------ Study material
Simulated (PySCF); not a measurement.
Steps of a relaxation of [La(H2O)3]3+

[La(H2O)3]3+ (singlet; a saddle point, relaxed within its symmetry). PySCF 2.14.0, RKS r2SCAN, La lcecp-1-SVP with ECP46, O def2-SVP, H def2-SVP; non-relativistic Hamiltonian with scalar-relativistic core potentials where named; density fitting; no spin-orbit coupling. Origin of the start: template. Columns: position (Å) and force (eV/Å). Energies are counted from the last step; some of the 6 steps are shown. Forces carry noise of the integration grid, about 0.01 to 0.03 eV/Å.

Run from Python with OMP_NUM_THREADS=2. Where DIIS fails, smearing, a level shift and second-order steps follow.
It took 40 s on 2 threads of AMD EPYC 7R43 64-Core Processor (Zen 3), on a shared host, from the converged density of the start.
------------

Required action: All of the entries must be given again, word for word.

Exercise answer:
Simulated (PySCF); not a measurement.
Steps of a relaxation of [La(H2O)3]3+

[La(H2O)3]3+ (singlet; a saddle point, relaxed within its symmetry). PySCF 2.14.0, RKS r2SCAN, La lcecp-1-SVP with ECP46, O def2-SVP, H def2-SVP; non-relativistic Hamiltonian with scalar-relativistic core potentials where named; density fitting; no spin-orbit coupling. Origin of the start: template. Columns: position (Å) and force (eV/Å). Energies are counted from the last step; some of the 6 steps are shown. Forces carry noise of the integration grid, about 0.01 to 0.03 eV/Å.

Run from Python with OMP_NUM_THREADS=2. Where DIIS fails, smearing, a level shift and second-order steps follow.
It took 40 s on 2 threads of AMD EPYC 7R43 64-Core Processor (Zen 3), on a shared host, from the converged density of the start.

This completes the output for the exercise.